%%
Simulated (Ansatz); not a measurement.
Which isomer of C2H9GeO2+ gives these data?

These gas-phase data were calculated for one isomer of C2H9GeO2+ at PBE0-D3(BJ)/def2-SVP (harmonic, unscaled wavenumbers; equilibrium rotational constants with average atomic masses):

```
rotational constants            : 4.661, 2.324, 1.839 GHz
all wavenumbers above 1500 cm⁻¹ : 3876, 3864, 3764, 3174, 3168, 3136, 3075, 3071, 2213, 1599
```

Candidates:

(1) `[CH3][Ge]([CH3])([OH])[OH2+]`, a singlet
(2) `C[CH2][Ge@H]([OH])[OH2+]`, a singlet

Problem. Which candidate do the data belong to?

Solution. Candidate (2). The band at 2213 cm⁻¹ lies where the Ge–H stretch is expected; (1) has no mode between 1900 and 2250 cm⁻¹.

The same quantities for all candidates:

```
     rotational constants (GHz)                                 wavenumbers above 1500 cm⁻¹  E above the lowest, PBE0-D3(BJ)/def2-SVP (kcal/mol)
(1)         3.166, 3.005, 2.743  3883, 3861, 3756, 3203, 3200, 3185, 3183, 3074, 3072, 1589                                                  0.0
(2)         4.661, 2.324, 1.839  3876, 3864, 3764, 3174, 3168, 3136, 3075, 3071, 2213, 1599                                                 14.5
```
%%

Work task:
Each line above should be copied exactly, with no line missing.

Task response:
Simulated (Ansatz); not a measurement.
Which isomer of C2H9GeO2+ gives these data?

These gas-phase data were calculated for one isomer of C2H9GeO2+ at PBE0-D3(BJ)/def2-SVP (harmonic, unscaled wavenumbers; equilibrium rotational constants with average atomic masses):

```
rotational constants            : 4.661, 2.324, 1.839 GHz
all wavenumbers above 1500 cm⁻¹ : 3876, 3864, 3764, 3174, 3168, 3136, 3075, 3071, 2213, 1599
```

Candidates:

(1) `[CH3][Ge]([CH3])([OH])[OH2+]`, a singlet
(2) `C[CH2][Ge@H]([OH])[OH2+]`, a singlet

Problem. Which candidate do the data belong to?

Solution. Candidate (2). The band at 2213 cm⁻¹ lies where the Ge–H stretch is expected; (1) has no mode between 1900 and 2250 cm⁻¹.

The same quantities for all candidates:

```
     rotational constants (GHz)                                 wavenumbers above 1500 cm⁻¹  E above the lowest, PBE0-D3(BJ)/def2-SVP (kcal/mol)
(1)         3.166, 3.005, 2.743  3883, 3861, 3756, 3203, 3200, 3185, 3183, 3074, 3072, 1589                                                  0.0
(2)         4.661, 2.324, 1.839  3876, 3864, 3764, 3174, 3168, 3136, 3075, 3071, 2213, 1599                                                 14.5
```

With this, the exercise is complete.